**Work instruction:** Copy each entry below exactly as it appears.

─── Listed records

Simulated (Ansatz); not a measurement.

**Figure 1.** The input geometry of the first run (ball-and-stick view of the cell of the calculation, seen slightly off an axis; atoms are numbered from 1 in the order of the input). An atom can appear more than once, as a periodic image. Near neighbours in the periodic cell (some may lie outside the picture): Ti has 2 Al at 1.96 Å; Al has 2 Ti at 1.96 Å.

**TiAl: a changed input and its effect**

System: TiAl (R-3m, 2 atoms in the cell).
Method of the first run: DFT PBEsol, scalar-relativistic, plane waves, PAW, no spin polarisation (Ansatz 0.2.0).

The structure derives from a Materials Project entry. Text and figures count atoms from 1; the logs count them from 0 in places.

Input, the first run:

──────

**Task answer:**
Simulated (Ansatz); not a measurement.

**Figure 1.** The input geometry of the first run (ball-and-stick view of the cell of the calculation, seen slightly off an axis; atoms are numbered from 1 in the order of the input). An atom can appear more than once, as a periodic image. Near neighbours in the periodic cell (some may lie outside the picture): Ti has 2 Al at 1.96 Å; Al has 2 Ti at 1.96 Å.

**TiAl: a changed input and its effect**

System: TiAl (R-3m, 2 atoms in the cell).
Method of the first run: DFT PBEsol, scalar-relativistic, plane waves, PAW, no spin polarisation (Ansatz 0.2.0).

The structure derives from a Materials Project entry. Text and figures count atoms from 1; the logs count them from 0 in places.

Input, the first run:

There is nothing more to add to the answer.